- [Excerpted records]
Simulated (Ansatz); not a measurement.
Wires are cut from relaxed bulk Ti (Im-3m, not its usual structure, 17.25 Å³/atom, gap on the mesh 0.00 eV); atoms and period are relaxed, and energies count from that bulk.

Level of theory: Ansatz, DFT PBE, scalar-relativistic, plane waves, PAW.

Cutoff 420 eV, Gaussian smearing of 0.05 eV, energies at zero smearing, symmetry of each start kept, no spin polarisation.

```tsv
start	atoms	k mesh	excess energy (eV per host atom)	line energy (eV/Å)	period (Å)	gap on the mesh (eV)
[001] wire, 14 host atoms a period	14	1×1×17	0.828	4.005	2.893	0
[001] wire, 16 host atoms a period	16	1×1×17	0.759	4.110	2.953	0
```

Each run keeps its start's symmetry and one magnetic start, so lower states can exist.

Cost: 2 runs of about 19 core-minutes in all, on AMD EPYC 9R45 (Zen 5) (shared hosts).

- [Activity]
Leave out every line above except those from the line with "Level of theory: Ansatz, DFT" up to and including the line with "Each run keeps", and copy those exactly.

- [Result]
Level of theory: Ansatz, DFT PBE, scalar-relativistic, plane waves, PAW.

Cutoff 420 eV, Gaussian smearing of 0.05 eV, energies at zero smearing, symmetry of each start kept, no spin polarisation.

```tsv
start	atoms	k mesh	excess energy (eV per host atom)	line energy (eV/Å)	period (Å)	gap on the mesh (eV)
[001] wire, 14 host atoms a period	14	1×1×17	0.828	4.005	2.893	0
[001] wire, 16 host atoms a period	16	1×1×17	0.759	4.110	2.953	0
```

Each run keeps its start's symmetry and one magnetic start, so lower states can exist.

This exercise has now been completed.